_Work instruction_
Given the material below, return only the lines starting at the line with "Estimate VASP's values." and ending at the line with "VASP (GPa): 0.36.", exactly as they appear.

#### Dataset excerpts

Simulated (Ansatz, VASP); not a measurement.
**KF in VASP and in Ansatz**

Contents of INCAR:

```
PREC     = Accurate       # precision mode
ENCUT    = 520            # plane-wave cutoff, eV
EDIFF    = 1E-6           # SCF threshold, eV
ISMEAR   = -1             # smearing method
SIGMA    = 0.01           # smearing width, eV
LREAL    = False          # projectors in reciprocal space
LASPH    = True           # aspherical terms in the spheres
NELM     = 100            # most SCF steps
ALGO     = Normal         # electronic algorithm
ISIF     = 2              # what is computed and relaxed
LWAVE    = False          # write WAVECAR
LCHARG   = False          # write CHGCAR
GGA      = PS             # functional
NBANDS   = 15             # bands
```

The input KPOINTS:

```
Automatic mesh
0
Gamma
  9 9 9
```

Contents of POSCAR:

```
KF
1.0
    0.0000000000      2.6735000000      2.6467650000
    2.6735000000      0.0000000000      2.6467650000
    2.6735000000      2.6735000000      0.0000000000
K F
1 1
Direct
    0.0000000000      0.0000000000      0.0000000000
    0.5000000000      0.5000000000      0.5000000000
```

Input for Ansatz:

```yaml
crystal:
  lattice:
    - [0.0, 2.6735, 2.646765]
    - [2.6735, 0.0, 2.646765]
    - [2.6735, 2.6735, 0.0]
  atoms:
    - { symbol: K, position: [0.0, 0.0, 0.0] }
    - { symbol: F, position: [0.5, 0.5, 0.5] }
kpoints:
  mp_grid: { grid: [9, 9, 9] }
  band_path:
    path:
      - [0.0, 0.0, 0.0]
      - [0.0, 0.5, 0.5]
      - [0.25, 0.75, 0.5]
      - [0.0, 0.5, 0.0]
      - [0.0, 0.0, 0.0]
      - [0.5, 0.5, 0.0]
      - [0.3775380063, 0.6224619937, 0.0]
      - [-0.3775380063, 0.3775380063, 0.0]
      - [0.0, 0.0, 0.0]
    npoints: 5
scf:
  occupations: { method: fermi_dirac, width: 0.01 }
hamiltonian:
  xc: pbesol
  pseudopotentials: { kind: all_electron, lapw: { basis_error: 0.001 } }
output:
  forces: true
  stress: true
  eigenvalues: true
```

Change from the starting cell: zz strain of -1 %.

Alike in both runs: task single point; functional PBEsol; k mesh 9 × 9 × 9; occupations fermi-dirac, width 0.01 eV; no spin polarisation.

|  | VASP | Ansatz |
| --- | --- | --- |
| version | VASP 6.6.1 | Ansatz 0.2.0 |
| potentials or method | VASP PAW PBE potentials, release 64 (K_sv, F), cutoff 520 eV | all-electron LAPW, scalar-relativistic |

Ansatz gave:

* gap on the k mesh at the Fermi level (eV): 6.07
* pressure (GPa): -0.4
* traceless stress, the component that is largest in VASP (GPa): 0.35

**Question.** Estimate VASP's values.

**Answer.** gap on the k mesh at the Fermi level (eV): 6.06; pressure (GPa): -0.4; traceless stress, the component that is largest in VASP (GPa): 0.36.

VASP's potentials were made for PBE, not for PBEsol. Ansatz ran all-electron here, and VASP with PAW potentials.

########

_Answer area_
**Question.** Estimate VASP's values.

**Answer.** gap on the k mesh at the Fermi level (eV): 6.06; pressure (GPa): -0.4; traceless stress, the component that is largest in VASP (GPa): 0.36.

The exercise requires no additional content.